__________
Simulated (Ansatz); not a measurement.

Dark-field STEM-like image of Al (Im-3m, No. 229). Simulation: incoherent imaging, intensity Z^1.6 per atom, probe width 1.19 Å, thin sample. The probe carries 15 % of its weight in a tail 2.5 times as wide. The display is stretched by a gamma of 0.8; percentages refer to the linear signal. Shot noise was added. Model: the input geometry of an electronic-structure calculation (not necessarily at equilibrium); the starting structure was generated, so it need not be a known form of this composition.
__________

▶ **ASSIGNED TASK**: Write the records out again. Keep every line exactly as it is.

▶ **TASK SOLUTION**:
Simulated (Ansatz); not a measurement.

Dark-field STEM-like image of Al (Im-3m, No. 229). Simulation: incoherent imaging, intensity Z^1.6 per atom, probe width 1.19 Å, thin sample. The probe carries 15 % of its weight in a tail 2.5 times as wide. The display is stretched by a gamma of 0.8; percentages refer to the linear signal. Shot noise was added. Model: the input geometry of an electronic-structure calculation (not necessarily at equilibrium); the starting structure was generated, so it need not be a known form of this composition.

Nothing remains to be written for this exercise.